ACTION ITEM ▸ Restate word for word every line from the top of the data below down through the line that holds "This cell differs".

------ RECORDS SUPPLIED ------
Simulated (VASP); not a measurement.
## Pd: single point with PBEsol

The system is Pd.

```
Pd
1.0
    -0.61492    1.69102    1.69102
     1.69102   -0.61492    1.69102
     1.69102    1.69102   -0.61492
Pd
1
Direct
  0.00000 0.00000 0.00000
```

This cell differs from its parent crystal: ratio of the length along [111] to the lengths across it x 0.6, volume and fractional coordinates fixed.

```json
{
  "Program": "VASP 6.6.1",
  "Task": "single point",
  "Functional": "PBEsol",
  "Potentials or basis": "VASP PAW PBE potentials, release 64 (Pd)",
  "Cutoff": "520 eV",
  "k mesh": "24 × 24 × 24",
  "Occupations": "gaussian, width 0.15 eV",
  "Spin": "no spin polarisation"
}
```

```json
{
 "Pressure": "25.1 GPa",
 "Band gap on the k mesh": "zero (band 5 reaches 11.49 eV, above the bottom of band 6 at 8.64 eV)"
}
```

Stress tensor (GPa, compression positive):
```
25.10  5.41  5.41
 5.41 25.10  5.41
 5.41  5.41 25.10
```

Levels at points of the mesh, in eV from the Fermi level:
------

ANSWER SPACE ▸
Simulated (VASP); not a measurement.
## Pd: single point with PBEsol

The system is Pd.

```
Pd
1.0
    -0.61492    1.69102    1.69102
     1.69102   -0.61492    1.69102
     1.69102    1.69102   -0.61492
Pd
1
Direct
  0.00000 0.00000 0.00000
```

This cell differs from its parent crystal: ratio of the length along [111] to the lengths across it x 0.6, volume and fractional coordinates fixed.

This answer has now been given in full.